● Extracted entries
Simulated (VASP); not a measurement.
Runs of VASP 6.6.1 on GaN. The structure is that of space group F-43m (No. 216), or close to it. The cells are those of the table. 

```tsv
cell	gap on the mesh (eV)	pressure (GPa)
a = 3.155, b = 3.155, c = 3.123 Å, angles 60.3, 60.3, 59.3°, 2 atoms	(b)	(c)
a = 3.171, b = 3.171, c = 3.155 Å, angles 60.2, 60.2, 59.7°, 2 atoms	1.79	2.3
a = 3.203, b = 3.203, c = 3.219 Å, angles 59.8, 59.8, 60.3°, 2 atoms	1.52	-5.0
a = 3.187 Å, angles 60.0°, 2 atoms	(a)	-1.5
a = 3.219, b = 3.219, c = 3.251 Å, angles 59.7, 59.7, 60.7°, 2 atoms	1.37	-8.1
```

● Task item
Set out the complete listing exactly as shown.

● Task response
Simulated (VASP); not a measurement.
Runs of VASP 6.6.1 on GaN. The structure is that of space group F-43m (No. 216), or close to it. The cells are those of the table. 

```tsv
cell	gap on the mesh (eV)	pressure (GPa)
a = 3.155, b = 3.155, c = 3.123 Å, angles 60.3, 60.3, 59.3°, 2 atoms	(b)	(c)
a = 3.171, b = 3.171, c = 3.155 Å, angles 60.2, 60.2, 59.7°, 2 atoms	1.79	2.3
a = 3.203, b = 3.203, c = 3.219 Å, angles 59.8, 59.8, 60.3°, 2 atoms	1.52	-5.0
a = 3.187 Å, angles 60.0°, 2 atoms	(a)	-1.5
a = 3.219, b = 3.219, c = 3.251 Å, angles 59.7, 59.7, 60.7°, 2 atoms	1.37	-8.1
```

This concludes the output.